• [Work request] Quote the listing below word for word, stopping after the line that contains "0.000585 | -0.391 |".

• [Entries supplied]
-=-=-=-=-

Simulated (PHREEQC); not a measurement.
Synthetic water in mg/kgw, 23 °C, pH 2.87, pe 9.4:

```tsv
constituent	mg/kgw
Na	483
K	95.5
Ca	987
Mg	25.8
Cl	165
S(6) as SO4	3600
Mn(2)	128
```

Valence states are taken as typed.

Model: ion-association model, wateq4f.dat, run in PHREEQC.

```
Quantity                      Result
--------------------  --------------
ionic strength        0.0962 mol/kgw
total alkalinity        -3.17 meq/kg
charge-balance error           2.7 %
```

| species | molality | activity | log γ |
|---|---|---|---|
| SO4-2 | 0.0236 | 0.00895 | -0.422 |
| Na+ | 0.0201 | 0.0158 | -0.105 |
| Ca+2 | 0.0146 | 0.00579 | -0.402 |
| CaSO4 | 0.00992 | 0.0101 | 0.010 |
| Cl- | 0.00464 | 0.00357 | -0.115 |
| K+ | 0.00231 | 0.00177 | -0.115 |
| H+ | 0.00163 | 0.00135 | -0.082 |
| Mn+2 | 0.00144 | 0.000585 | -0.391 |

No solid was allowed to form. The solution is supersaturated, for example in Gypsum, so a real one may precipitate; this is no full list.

-=-=-=-=-

• [Result]
Simulated (PHREEQC); not a measurement.
Synthetic water in mg/kgw, 23 °C, pH 2.87, pe 9.4:

```tsv
constituent	mg/kgw
Na	483
K	95.5
Ca	987
Mg	25.8
Cl	165
S(6) as SO4	3600
Mn(2)	128
```

Valence states are taken as typed.

Model: ion-association model, wateq4f.dat, run in PHREEQC.

```
Quantity                      Result
--------------------  --------------
ionic strength        0.0962 mol/kgw
total alkalinity        -3.17 meq/kg
charge-balance error           2.7 %
```

| species | molality | activity | log γ |
|---|---|---|---|
| SO4-2 | 0.0236 | 0.00895 | -0.422 |
| Na+ | 0.0201 | 0.0158 | -0.105 |
| Ca+2 | 0.0146 | 0.00579 | -0.402 |
| CaSO4 | 0.00992 | 0.0101 | 0.010 |
| Cl- | 0.00464 | 0.00357 | -0.115 |
| K+ | 0.00231 | 0.00177 | -0.115 |
| H+ | 0.00163 | 0.00135 | -0.082 |
| Mn+2 | 0.00144 | 0.000585 | -0.391 |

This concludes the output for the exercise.